◆ Requirement ◆
Reproduce the records that follow exactly as they appear.

Information Block Start
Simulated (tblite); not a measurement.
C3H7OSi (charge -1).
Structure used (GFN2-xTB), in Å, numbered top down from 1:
Information Block End

◆ Task result ◆
Simulated (tblite); not a measurement.
C3H7OSi (charge -1).
Structure used (GFN2-xTB), in Å, numbered top down from 1:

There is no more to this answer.